Until the line containing "The starting cell comes" has been reproduced, keep reproducing each line of the material below exactly, starting with the first.

- **Given records**
=== Section Start ===

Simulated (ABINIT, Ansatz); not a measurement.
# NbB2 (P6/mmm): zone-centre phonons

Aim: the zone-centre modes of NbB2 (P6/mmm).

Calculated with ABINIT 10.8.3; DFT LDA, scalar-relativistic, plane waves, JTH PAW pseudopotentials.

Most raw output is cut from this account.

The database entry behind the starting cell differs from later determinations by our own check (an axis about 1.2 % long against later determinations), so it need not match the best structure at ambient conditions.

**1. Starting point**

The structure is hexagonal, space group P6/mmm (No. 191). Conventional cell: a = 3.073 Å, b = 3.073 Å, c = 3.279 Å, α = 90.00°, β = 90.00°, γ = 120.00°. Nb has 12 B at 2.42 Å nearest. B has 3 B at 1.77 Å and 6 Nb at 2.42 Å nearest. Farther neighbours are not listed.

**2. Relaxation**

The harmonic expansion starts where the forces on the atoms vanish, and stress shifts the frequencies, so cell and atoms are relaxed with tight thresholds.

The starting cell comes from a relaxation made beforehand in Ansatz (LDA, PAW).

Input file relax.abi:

=== Section End ===

- **Problem solution**
Simulated (ABINIT, Ansatz); not a measurement.
# NbB2 (P6/mmm): zone-centre phonons

Aim: the zone-centre modes of NbB2 (P6/mmm).

Calculated with ABINIT 10.8.3; DFT LDA, scalar-relativistic, plane waves, JTH PAW pseudopotentials.

Most raw output is cut from this account.

The database entry behind the starting cell differs from later determinations by our own check (an axis about 1.2 % long against later determinations), so it need not match the best structure at ambient conditions.

**1. Starting point**

The structure is hexagonal, space group P6/mmm (No. 191). Conventional cell: a = 3.073 Å, b = 3.073 Å, c = 3.279 Å, α = 90.00°, β = 90.00°, γ = 120.00°. Nb has 12 B at 2.42 Å nearest. B has 3 B at 1.77 Å and 6 Nb at 2.42 Å nearest. Farther neighbours are not listed.

**2. Relaxation**

The harmonic expansion starts where the forces on the atoms vanish, and stress shifts the frequencies, so cell and atoms are relaxed with tight thresholds.

The starting cell comes from a relaxation made beforehand in Ansatz (LDA, PAW).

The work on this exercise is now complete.